Up to and including the line that contains "## Starting point", repeat each line of the data exactly, starting from the first.

- **Dataset extract**:
________________

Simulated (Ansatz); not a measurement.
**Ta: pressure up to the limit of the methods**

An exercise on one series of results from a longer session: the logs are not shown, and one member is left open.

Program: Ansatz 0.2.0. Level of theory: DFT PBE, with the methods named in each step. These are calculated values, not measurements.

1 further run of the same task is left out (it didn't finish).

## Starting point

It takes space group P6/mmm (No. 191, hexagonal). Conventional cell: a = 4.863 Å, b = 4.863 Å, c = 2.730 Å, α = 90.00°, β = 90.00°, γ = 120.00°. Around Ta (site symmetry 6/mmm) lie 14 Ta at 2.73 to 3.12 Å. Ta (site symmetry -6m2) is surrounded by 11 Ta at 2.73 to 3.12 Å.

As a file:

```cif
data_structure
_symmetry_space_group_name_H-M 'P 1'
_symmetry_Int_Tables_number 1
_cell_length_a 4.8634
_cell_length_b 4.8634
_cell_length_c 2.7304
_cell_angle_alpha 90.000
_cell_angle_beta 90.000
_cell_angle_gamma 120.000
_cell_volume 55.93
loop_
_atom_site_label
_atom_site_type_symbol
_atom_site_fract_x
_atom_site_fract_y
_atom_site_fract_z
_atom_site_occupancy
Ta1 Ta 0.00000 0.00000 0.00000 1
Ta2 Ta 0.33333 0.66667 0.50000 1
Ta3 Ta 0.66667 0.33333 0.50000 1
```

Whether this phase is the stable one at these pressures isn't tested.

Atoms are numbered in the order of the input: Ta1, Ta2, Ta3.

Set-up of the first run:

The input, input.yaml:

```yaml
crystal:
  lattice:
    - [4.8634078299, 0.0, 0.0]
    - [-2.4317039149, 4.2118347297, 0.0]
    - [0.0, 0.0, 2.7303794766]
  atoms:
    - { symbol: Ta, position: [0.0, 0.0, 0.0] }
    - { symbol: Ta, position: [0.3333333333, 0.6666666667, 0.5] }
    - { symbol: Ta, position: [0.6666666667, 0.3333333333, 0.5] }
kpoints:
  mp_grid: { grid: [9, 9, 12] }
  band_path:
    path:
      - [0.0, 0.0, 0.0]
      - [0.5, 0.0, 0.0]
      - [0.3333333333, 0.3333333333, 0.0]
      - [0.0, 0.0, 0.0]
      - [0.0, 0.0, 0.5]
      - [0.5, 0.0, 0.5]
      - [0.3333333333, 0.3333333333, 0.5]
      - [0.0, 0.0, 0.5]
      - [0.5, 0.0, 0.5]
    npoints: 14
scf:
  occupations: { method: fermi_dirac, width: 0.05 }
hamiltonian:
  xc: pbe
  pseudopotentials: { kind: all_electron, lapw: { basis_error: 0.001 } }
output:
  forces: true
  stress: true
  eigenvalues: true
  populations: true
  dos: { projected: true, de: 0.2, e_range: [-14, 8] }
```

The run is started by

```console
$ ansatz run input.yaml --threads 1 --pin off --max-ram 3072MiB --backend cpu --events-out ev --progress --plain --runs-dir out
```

________________

- **Exercise response**:
Simulated (Ansatz); not a measurement.
**Ta: pressure up to the limit of the methods**

An exercise on one series of results from a longer session: the logs are not shown, and one member is left open.

Program: Ansatz 0.2.0. Level of theory: DFT PBE, with the methods named in each step. These are calculated values, not measurements.

1 further run of the same task is left out (it didn't finish).

## Starting point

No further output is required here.